▶ **Work instruction**: An exact reproduction of all entries is required.

*** Records supplied Section Begins ***

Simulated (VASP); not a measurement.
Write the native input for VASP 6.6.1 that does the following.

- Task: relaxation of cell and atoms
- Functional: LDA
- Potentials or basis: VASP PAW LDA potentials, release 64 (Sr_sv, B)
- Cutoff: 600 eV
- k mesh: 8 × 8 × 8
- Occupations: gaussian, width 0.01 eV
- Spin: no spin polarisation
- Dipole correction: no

*** Records supplied Section Ends ***

▶ **Your solution**:
Simulated (VASP); not a measurement.
Write the native input for VASP 6.6.1 that does the following.

- Task: relaxation of cell and atoms
- Functional: LDA
- Potentials or basis: VASP PAW LDA potentials, release 64 (Sr_sv, B)
- Cutoff: 600 eV
- k mesh: 8 × 8 × 8
- Occupations: gaussian, width 0.01 eV
- Spin: no spin polarisation
- Dipole correction: no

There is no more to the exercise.